- [Given information]:
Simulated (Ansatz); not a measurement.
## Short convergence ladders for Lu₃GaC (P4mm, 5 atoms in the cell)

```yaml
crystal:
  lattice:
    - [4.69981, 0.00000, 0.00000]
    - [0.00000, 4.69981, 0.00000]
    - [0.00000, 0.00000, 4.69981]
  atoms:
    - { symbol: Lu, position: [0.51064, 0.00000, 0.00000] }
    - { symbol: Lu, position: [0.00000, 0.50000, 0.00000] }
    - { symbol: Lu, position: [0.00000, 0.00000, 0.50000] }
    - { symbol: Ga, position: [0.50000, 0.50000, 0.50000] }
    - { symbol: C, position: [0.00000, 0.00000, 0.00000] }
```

- [Work item]: Repeat all of the data exactly.

- [Exercise result]:
Simulated (Ansatz); not a measurement.
## Short convergence ladders for Lu₃GaC (P4mm, 5 atoms in the cell)

```yaml
crystal:
  lattice:
    - [4.69981, 0.00000, 0.00000]
    - [0.00000, 4.69981, 0.00000]
    - [0.00000, 0.00000, 4.69981]
  atoms:
    - { symbol: Lu, position: [0.51064, 0.00000, 0.00000] }
    - { symbol: Lu, position: [0.00000, 0.50000, 0.00000] }
    - { symbol: Lu, position: [0.00000, 0.00000, 0.50000] }
    - { symbol: Ga, position: [0.50000, 0.50000, 0.50000] }
    - { symbol: C, position: [0.00000, 0.00000, 0.00000] }
```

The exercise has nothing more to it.